_Work request_
Write out again the entries from the first line to the line that includes "All runs of", keeping both of those lines.

_Listed records_
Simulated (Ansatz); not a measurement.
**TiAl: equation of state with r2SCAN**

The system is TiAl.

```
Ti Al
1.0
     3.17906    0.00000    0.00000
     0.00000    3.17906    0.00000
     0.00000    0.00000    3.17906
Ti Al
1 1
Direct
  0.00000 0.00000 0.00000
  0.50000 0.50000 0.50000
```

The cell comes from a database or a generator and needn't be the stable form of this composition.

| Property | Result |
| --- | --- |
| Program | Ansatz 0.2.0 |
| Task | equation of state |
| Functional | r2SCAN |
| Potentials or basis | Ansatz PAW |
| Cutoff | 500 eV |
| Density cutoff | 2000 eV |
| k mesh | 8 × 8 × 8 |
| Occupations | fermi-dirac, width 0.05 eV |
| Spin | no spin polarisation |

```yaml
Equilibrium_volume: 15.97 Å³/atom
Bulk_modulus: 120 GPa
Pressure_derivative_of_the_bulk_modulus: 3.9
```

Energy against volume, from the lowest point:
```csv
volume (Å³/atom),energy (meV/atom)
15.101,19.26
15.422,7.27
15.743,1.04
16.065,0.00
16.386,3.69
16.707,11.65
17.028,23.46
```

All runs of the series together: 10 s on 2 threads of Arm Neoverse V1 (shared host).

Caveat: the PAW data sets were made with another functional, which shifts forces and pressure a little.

_Response_
Simulated (Ansatz); not a measurement.
**TiAl: equation of state with r2SCAN**

The system is TiAl.

```
Ti Al
1.0
     3.17906    0.00000    0.00000
     0.00000    3.17906    0.00000
     0.00000    0.00000    3.17906
Ti Al
1 1
Direct
  0.00000 0.00000 0.00000
  0.50000 0.50000 0.50000
```

The cell comes from a database or a generator and needn't be the stable form of this composition.

| Property | Result |
| --- | --- |
| Program | Ansatz 0.2.0 |
| Task | equation of state |
| Functional | r2SCAN |
| Potentials or basis | Ansatz PAW |
| Cutoff | 500 eV |
| Density cutoff | 2000 eV |
| k mesh | 8 × 8 × 8 |
| Occupations | fermi-dirac, width 0.05 eV |
| Spin | no spin polarisation |

```yaml
Equilibrium_volume: 15.97 Å³/atom
Bulk_modulus: 120 GPa
Pressure_derivative_of_the_bulk_modulus: 3.9
```

Energy against volume, from the lowest point:
```csv
volume (Å³/atom),energy (meV/atom)
15.101,19.26
15.422,7.27
15.743,1.04
16.065,0.00
16.386,3.69
16.707,11.65
17.028,23.46
```

All runs of the series together: 10 s on 2 threads of Arm Neoverse V1 (shared host).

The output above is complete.